**Assigned task**. All of the entries are to be printed exactly as they appear.

**Dataset**.
______________________________

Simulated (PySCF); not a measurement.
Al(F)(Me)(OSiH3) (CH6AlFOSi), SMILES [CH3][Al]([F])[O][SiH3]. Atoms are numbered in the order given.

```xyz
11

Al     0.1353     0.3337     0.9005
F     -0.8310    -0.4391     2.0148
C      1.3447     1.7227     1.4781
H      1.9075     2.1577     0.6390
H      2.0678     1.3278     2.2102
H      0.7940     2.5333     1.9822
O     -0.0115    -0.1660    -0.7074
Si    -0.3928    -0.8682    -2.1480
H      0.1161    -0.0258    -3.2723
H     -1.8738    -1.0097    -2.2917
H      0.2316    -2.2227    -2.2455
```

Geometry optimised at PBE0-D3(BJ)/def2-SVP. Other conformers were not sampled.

______________________________

**Worked solution**.
Simulated (PySCF); not a measurement.
Al(F)(Me)(OSiH3) (CH6AlFOSi), SMILES [CH3][Al]([F])[O][SiH3]. Atoms are numbered in the order given.

```xyz
11

Al     0.1353     0.3337     0.9005
F     -0.8310    -0.4391     2.0148
C      1.3447     1.7227     1.4781
H      1.9075     2.1577     0.6390
H      2.0678     1.3278     2.2102
H      0.7940     2.5333     1.9822
O     -0.0115    -0.1660    -0.7074
Si    -0.3928    -0.8682    -2.1480
H      0.1161    -0.0258    -3.2723
H     -1.8738    -1.0097    -2.2917
H      0.2316    -2.2227    -2.2455
```

Geometry optimised at PBE0-D3(BJ)/def2-SVP. Other conformers were not sampled.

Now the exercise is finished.